**ACTION ITEM**
Word for word, give every line of the listing again.

**PROVIDED RECORDS**
════
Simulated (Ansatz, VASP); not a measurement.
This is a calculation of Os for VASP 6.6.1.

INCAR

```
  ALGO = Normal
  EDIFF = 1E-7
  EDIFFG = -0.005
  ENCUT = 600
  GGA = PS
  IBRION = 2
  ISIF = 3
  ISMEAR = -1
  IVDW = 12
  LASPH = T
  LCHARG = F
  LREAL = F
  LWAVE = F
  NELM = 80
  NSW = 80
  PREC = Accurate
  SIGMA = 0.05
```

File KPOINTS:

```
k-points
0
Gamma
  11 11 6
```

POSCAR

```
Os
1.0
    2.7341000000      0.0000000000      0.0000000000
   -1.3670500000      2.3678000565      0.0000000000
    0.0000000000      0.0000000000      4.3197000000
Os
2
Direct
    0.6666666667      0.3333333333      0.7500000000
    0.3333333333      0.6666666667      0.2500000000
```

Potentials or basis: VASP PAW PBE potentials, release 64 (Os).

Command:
════

**WORKED SOLUTION**
Simulated (Ansatz, VASP); not a measurement.
This is a calculation of Os for VASP 6.6.1.

INCAR

```
  ALGO = Normal
  EDIFF = 1E-7
  EDIFFG = -0.005
  ENCUT = 600
  GGA = PS
  IBRION = 2
  ISIF = 3
  ISMEAR = -1
  IVDW = 12
  LASPH = T
  LCHARG = F
  LREAL = F
  LWAVE = F
  NELM = 80
  NSW = 80
  PREC = Accurate
  SIGMA = 0.05
```

File KPOINTS:

```
k-points
0
Gamma
  11 11 6
```

POSCAR

```
Os
1.0
    2.7341000000      0.0000000000      0.0000000000
   -1.3670500000      2.3678000565      0.0000000000
    0.0000000000      0.0000000000      4.3197000000
Os
2
Direct
    0.6666666667      0.3333333333      0.7500000000
    0.3333333333      0.6666666667      0.2500000000
```

Potentials or basis: VASP PAW PBE potentials, release 64 (Os).

Command:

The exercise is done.